-- DATA RECORDS follows --
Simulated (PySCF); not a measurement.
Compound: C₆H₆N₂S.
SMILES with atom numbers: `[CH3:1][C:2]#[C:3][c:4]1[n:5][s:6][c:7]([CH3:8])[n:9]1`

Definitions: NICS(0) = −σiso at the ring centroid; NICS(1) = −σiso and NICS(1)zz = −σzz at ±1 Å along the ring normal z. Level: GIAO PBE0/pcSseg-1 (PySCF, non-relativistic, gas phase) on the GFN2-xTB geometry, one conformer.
-- DATA RECORDS concluded --

= REQUIREMENT =
Extract all of the data above and output it character for character.

= YOUR RESPONSE =
Simulated (PySCF); not a measurement.
Compound: C₆H₆N₂S.
SMILES with atom numbers: `[CH3:1][C:2]#[C:3][c:4]1[n:5][s:6][c:7]([CH3:8])[n:9]1`

Definitions: NICS(0) = −σiso at the ring centroid; NICS(1) = −σiso and NICS(1)zz = −σzz at ±1 Å along the ring normal z. Level: GIAO PBE0/pcSseg-1 (PySCF, non-relativistic, gas phase) on the GFN2-xTB geometry, one conformer.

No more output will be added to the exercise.